**Work order:** Nothing may be dropped. Retype the whole listing exactly.

**Supplied material:**
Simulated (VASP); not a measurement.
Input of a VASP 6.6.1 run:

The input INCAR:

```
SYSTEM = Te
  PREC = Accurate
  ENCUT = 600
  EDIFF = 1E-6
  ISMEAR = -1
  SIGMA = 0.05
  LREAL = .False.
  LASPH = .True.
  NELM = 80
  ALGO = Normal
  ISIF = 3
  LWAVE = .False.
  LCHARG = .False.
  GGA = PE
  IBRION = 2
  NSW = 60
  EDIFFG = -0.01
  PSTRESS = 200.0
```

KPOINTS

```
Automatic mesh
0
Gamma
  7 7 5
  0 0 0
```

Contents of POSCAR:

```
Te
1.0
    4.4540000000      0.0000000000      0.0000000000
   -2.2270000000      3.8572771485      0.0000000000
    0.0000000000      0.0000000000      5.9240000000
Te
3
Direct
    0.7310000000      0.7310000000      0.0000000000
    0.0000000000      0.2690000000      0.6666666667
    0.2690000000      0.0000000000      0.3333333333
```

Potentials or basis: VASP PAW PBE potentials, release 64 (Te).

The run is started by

**Result:**
Simulated (VASP); not a measurement.
Input of a VASP 6.6.1 run:

The input INCAR:

```
SYSTEM = Te
  PREC = Accurate
  ENCUT = 600
  EDIFF = 1E-6
  ISMEAR = -1
  SIGMA = 0.05
  LREAL = .False.
  LASPH = .True.
  NELM = 80
  ALGO = Normal
  ISIF = 3
  LWAVE = .False.
  LCHARG = .False.
  GGA = PE
  IBRION = 2
  NSW = 60
  EDIFFG = -0.01
  PSTRESS = 200.0
```

KPOINTS

```
Automatic mesh
0
Gamma
  7 7 5
  0 0 0
```

Contents of POSCAR:

```
Te
1.0
    4.4540000000      0.0000000000      0.0000000000
   -2.2270000000      3.8572771485      0.0000000000
    0.0000000000      0.0000000000      5.9240000000
Te
3
Direct
    0.7310000000      0.7310000000      0.0000000000
    0.0000000000      0.2690000000      0.6666666667
    0.2690000000      0.0000000000      0.3333333333
```

Potentials or basis: VASP PAW PBE potentials, release 64 (Te).

The run is started by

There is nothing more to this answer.